» Entries provided
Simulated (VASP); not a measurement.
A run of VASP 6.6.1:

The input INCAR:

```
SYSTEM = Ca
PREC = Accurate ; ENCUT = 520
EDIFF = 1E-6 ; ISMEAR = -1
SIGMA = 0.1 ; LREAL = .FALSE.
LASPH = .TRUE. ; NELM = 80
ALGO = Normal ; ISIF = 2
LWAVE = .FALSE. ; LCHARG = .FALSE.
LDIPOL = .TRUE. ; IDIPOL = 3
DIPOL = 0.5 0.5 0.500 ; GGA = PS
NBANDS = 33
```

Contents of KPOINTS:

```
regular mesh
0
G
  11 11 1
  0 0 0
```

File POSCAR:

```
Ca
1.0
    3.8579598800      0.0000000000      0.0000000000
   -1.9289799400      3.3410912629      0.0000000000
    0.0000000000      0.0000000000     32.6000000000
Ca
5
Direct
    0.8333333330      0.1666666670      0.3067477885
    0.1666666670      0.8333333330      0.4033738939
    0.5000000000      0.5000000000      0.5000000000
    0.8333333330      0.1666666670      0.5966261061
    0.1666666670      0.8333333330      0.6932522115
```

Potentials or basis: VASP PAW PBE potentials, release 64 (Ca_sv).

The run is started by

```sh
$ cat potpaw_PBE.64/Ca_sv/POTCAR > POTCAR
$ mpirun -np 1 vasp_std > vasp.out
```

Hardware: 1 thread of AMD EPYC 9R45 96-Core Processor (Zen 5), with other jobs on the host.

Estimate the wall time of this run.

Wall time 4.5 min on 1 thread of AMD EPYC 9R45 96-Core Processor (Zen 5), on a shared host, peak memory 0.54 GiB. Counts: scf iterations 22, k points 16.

» Work instruction
Return exactly, and only, the lines above starting at the line that contains "The run is started by" and ending at the line that contains "Estimate the wall time of this run.".

» Task output
The run is started by

```sh
$ cat potpaw_PBE.64/Ca_sv/POTCAR > POTCAR
$ mpirun -np 1 vasp_std > vasp.out
```

Hardware: 1 thread of AMD EPYC 9R45 96-Core Processor (Zen 5), with other jobs on the host.

Estimate the wall time of this run.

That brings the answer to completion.